Top of Extracted data
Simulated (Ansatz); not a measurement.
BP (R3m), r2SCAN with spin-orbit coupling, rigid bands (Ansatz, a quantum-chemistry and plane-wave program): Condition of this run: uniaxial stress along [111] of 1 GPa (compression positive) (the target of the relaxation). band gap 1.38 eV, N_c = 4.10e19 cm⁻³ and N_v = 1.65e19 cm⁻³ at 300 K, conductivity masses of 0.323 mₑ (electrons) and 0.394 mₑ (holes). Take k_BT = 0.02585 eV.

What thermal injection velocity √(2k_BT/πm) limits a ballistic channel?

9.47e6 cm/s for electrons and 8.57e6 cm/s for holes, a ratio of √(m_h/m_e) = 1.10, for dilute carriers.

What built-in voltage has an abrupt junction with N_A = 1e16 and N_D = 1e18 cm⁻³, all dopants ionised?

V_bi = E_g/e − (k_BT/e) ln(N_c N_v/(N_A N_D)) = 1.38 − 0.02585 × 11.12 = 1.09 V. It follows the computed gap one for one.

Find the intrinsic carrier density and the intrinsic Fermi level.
Bottom of Extracted data

=== Work item ===
Above are records; repeat only the lines starting at the line with "What built-in voltage" and ending at the line with "V_bi = E_g/e", exactly as they appear, both included.

=== Exercise result ===
What built-in voltage has an abrupt junction with N_A = 1e16 and N_D = 1e18 cm⁻³, all dopants ionised?

V_bi = E_g/e − (k_BT/e) ln(N_c N_v/(N_A N_D)) = 1.38 − 0.02585 × 11.12 = 1.09 V. It follows the computed gap one for one.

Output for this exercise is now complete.